_Material supplied_
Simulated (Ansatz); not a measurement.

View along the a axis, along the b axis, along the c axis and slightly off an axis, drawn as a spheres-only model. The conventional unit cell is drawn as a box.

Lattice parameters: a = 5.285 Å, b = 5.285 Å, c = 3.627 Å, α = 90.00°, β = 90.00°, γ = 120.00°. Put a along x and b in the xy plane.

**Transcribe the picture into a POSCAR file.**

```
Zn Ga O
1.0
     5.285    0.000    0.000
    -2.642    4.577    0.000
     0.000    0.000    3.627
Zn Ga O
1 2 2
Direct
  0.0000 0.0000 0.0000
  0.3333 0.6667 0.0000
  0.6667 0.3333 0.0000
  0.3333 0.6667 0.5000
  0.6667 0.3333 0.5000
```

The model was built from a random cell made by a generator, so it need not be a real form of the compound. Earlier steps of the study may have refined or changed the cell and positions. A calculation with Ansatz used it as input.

_Exercise_
Write down exactly every line of the material above up to and including the line containing "View along the".

_Written response_
Simulated (Ansatz); not a measurement.

View along the a axis, along the b axis, along the c axis and slightly off an axis, drawn as a spheres-only model. The conventional unit cell is drawn as a box.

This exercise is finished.